Extracted records —
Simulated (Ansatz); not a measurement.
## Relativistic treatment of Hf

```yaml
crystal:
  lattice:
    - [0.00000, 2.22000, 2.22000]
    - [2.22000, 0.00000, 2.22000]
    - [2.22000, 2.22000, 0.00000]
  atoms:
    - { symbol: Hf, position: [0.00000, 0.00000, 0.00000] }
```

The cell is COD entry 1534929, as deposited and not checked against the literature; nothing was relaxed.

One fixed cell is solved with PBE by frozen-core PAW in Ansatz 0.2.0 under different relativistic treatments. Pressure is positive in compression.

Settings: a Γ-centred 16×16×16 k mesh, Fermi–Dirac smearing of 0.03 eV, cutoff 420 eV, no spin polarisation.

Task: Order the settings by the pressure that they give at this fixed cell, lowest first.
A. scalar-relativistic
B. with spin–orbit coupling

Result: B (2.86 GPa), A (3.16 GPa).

Assignment — Copy the listing above out again in its entirety, exactly as written.

Your solution —
Simulated (Ansatz); not a measurement.
## Relativistic treatment of Hf

```yaml
crystal:
  lattice:
    - [0.00000, 2.22000, 2.22000]
    - [2.22000, 0.00000, 2.22000]
    - [2.22000, 2.22000, 0.00000]
  atoms:
    - { symbol: Hf, position: [0.00000, 0.00000, 0.00000] }
```

The cell is COD entry 1534929, as deposited and not checked against the literature; nothing was relaxed.

One fixed cell is solved with PBE by frozen-core PAW in Ansatz 0.2.0 under different relativistic treatments. Pressure is positive in compression.

Settings: a Γ-centred 16×16×16 k mesh, Fermi–Dirac smearing of 0.03 eV, cutoff 420 eV, no spin polarisation.

Task: Order the settings by the pressure that they give at this fixed cell, lowest first.
A. scalar-relativistic
B. with spin–orbit coupling

Result: B (2.86 GPa), A (3.16 GPa).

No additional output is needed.